------ DATA UNDER STUDY
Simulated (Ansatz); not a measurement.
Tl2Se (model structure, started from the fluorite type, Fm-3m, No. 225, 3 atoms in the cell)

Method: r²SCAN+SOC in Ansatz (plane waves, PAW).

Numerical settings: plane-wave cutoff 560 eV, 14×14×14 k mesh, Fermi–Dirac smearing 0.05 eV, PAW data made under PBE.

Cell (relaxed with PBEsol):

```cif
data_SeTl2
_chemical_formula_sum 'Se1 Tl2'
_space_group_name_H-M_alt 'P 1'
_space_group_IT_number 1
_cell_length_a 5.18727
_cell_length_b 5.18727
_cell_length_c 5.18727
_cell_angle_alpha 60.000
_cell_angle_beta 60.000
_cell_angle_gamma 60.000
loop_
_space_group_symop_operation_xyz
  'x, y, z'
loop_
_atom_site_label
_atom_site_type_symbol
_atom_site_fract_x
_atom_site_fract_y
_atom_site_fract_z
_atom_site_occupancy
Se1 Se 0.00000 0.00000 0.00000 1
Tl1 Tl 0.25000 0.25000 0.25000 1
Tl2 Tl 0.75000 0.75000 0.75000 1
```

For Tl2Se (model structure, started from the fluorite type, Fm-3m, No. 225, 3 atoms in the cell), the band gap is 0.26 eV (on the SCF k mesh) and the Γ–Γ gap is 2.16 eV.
------------

§ **WORK ORDER**
Give every record again, exactly as it appears.

§ **TASK RESULT**
Simulated (Ansatz); not a measurement.
Tl2Se (model structure, started from the fluorite type, Fm-3m, No. 225, 3 atoms in the cell)

Method: r²SCAN+SOC in Ansatz (plane waves, PAW).

Numerical settings: plane-wave cutoff 560 eV, 14×14×14 k mesh, Fermi–Dirac smearing 0.05 eV, PAW data made under PBE.

Cell (relaxed with PBEsol):

```cif
data_SeTl2
_chemical_formula_sum 'Se1 Tl2'
_space_group_name_H-M_alt 'P 1'
_space_group_IT_number 1
_cell_length_a 5.18727
_cell_length_b 5.18727
_cell_length_c 5.18727
_cell_angle_alpha 60.000
_cell_angle_beta 60.000
_cell_angle_gamma 60.000
loop_
_space_group_symop_operation_xyz
  'x, y, z'
loop_
_atom_site_label
_atom_site_type_symbol
_atom_site_fract_x
_atom_site_fract_y
_atom_site_fract_z
_atom_site_occupancy
Se1 Se 0.00000 0.00000 0.00000 1
Tl1 Tl 0.25000 0.25000 0.25000 1
Tl2 Tl 0.75000 0.75000 0.75000 1
```

For Tl2Se (model structure, started from the fluorite type, Fm-3m, No. 225, 3 atoms in the cell), the band gap is 0.26 eV (on the SCF k mesh) and the Γ–Γ gap is 2.16 eV.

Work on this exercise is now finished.